Repeat every line of the data verbatim.

> [Given entries]
++++

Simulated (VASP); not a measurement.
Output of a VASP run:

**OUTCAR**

++++

> [Your response]
Simulated (VASP); not a measurement.
Output of a VASP run:

**OUTCAR**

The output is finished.